**Assigned task**
The records below are to be duplicated exactly as they appear.

====== Given information

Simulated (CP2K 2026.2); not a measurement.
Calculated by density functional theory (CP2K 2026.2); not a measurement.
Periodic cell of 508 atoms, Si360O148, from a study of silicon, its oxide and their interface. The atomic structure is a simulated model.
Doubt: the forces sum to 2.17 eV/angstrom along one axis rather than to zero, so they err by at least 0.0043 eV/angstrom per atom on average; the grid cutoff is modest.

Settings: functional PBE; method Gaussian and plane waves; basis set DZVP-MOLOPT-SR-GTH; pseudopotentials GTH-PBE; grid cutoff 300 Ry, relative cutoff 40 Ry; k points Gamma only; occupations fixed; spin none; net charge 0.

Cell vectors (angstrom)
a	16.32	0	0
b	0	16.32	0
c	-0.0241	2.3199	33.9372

============

**Reply**
Simulated (CP2K 2026.2); not a measurement.
Calculated by density functional theory (CP2K 2026.2); not a measurement.
Periodic cell of 508 atoms, Si360O148, from a study of silicon, its oxide and their interface. The atomic structure is a simulated model.
Doubt: the forces sum to 2.17 eV/angstrom along one axis rather than to zero, so they err by at least 0.0043 eV/angstrom per atom on average; the grid cutoff is modest.

Settings: functional PBE; method Gaussian and plane waves; basis set DZVP-MOLOPT-SR-GTH; pseudopotentials GTH-PBE; grid cutoff 300 Ry, relative cutoff 40 Ry; k points Gamma only; occupations fixed; spin none; net charge 0.

Cell vectors (angstrom)
a	16.32	0	0
b	0	16.32	0
c	-0.0241	2.3199	33.9372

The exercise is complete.